◆ Data supplied ◆
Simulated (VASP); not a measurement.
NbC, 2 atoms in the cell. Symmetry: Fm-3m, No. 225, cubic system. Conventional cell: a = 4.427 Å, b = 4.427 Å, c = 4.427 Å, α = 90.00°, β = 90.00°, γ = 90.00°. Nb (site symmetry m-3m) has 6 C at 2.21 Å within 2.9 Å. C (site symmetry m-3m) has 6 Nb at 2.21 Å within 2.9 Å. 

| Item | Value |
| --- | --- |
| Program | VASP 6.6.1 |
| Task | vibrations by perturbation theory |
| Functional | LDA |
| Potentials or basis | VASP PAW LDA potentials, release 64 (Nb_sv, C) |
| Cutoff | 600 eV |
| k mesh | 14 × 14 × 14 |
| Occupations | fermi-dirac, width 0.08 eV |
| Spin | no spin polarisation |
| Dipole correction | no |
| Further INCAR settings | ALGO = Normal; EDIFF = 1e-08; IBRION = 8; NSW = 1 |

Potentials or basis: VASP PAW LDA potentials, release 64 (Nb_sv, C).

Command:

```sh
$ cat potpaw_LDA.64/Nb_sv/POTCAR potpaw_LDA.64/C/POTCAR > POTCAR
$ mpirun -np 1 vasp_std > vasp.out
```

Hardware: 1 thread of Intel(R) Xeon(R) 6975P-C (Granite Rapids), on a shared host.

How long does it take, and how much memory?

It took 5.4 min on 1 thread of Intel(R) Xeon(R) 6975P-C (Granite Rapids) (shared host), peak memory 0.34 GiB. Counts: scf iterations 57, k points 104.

◆ Exercise ◆
Beginning with the first line of the entries, repeat each line exactly until you have reproduced the one containing "Cutoff | 600 eV |", and add nothing further.

◆ Task answer ◆
Simulated (VASP); not a measurement.
NbC, 2 atoms in the cell. Symmetry: Fm-3m, No. 225, cubic system. Conventional cell: a = 4.427 Å, b = 4.427 Å, c = 4.427 Å, α = 90.00°, β = 90.00°, γ = 90.00°. Nb (site symmetry m-3m) has 6 C at 2.21 Å within 2.9 Å. C (site symmetry m-3m) has 6 Nb at 2.21 Å within 2.9 Å. 

| Item | Value |
| --- | --- |
| Program | VASP 6.6.1 |
| Task | vibrations by perturbation theory |
| Functional | LDA |
| Potentials or basis | VASP PAW LDA potentials, release 64 (Nb_sv, C) |
| Cutoff | 600 eV |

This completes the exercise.